Provided records:
****************

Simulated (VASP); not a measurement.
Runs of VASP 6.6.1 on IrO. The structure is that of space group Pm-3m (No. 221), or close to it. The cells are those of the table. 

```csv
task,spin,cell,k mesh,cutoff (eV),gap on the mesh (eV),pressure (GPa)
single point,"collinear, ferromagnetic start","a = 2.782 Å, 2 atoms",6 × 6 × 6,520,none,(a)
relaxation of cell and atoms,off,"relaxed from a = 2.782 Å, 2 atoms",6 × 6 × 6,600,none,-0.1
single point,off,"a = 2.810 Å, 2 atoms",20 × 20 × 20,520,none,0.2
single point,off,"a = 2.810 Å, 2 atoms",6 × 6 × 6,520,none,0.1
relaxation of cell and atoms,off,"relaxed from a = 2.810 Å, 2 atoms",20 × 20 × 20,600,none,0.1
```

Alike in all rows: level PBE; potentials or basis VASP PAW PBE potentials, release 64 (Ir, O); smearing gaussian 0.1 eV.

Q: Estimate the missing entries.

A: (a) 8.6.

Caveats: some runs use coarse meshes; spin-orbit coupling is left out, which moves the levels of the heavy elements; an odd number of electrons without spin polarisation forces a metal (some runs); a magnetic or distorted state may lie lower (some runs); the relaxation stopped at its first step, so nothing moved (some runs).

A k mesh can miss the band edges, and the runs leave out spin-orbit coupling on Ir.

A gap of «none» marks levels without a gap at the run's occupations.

****************

Requirement: Reproduce the material above exactly, beginning at its first line and ending with the line that holds "Caveats: some runs". Include nothing else.

Result:
Simulated (VASP); not a measurement.
Runs of VASP 6.6.1 on IrO. The structure is that of space group Pm-3m (No. 221), or close to it. The cells are those of the table. 

```csv
task,spin,cell,k mesh,cutoff (eV),gap on the mesh (eV),pressure (GPa)
single point,"collinear, ferromagnetic start","a = 2.782 Å, 2 atoms",6 × 6 × 6,520,none,(a)
relaxation of cell and atoms,off,"relaxed from a = 2.782 Å, 2 atoms",6 × 6 × 6,600,none,-0.1
single point,off,"a = 2.810 Å, 2 atoms",20 × 20 × 20,520,none,0.2
single point,off,"a = 2.810 Å, 2 atoms",6 × 6 × 6,520,none,0.1
relaxation of cell and atoms,off,"relaxed from a = 2.810 Å, 2 atoms",20 × 20 × 20,600,none,0.1
```

Alike in all rows: level PBE; potentials or basis VASP PAW PBE potentials, release 64 (Ir, O); smearing gaussian 0.1 eV.

Q: Estimate the missing entries.

A: (a) 8.6.

Caveats: some runs use coarse meshes; spin-orbit coupling is left out, which moves the levels of the heavy elements; an odd number of electrons without spin polarisation forces a metal (some runs); a magnetic or distorted state may lie lower (some runs); the relaxation stopped at its first step, so nothing moved (some runs).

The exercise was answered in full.